#####
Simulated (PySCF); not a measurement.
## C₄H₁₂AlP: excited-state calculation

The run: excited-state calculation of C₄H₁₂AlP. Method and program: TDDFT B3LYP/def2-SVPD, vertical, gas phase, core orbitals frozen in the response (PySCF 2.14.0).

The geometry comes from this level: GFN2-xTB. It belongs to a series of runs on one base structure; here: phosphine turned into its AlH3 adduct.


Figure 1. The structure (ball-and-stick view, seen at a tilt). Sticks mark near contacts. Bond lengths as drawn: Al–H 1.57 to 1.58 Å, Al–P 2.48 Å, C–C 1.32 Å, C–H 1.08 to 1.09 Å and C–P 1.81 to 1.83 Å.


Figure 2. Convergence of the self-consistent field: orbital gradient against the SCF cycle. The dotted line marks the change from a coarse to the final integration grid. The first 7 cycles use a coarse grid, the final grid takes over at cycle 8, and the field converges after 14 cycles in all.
#####

**Assignment:** Take the entries above and set them all down again exactly as they read.

**Exercise answer:**
Simulated (PySCF); not a measurement.
## C₄H₁₂AlP: excited-state calculation

The run: excited-state calculation of C₄H₁₂AlP. Method and program: TDDFT B3LYP/def2-SVPD, vertical, gas phase, core orbitals frozen in the response (PySCF 2.14.0).

The geometry comes from this level: GFN2-xTB. It belongs to a series of runs on one base structure; here: phosphine turned into its AlH3 adduct.


Figure 1. The structure (ball-and-stick view, seen at a tilt). Sticks mark near contacts. Bond lengths as drawn: Al–H 1.57 to 1.58 Å, Al–P 2.48 Å, C–C 1.32 Å, C–H 1.08 to 1.09 Å and C–P 1.81 to 1.83 Å.


Figure 2. Convergence of the self-consistent field: orbital gradient against the SCF cycle. The dotted line marks the change from a coarse to the final integration grid. The first 7 cycles use a coarse grid, the final grid takes over at cycle 8, and the field converges after 14 cycles in all.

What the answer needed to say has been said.